▶ _Work task_: Set every line of the listing down again, keeping it identical.

= = = = =
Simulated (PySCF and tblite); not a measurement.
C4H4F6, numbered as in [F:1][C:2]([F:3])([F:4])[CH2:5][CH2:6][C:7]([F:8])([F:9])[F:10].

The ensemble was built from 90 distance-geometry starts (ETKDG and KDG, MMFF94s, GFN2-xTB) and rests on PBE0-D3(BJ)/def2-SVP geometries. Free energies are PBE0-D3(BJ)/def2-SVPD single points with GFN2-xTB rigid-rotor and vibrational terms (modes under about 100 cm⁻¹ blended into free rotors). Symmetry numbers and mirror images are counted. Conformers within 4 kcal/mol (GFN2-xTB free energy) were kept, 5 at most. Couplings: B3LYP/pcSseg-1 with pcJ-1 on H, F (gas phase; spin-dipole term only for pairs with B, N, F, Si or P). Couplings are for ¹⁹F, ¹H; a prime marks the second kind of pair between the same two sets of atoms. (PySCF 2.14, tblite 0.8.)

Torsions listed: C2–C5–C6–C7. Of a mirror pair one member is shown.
= = = = =

▶ _Problem solution_:
Simulated (PySCF and tblite); not a measurement.
C4H4F6, numbered as in [F:1][C:2]([F:3])([F:4])[CH2:5][CH2:6][C:7]([F:8])([F:9])[F:10].

The ensemble was built from 90 distance-geometry starts (ETKDG and KDG, MMFF94s, GFN2-xTB) and rests on PBE0-D3(BJ)/def2-SVP geometries. Free energies are PBE0-D3(BJ)/def2-SVPD single points with GFN2-xTB rigid-rotor and vibrational terms (modes under about 100 cm⁻¹ blended into free rotors). Symmetry numbers and mirror images are counted. Conformers within 4 kcal/mol (GFN2-xTB free energy) were kept, 5 at most. Couplings: B3LYP/pcSseg-1 with pcJ-1 on H, F (gas phase; spin-dipole term only for pairs with B, N, F, Si or P). Couplings are for ¹⁹F, ¹H; a prime marks the second kind of pair between the same two sets of atoms. (PySCF 2.14, tblite 0.8.)

Torsions listed: C2–C5–C6–C7. Of a mirror pair one member is shown.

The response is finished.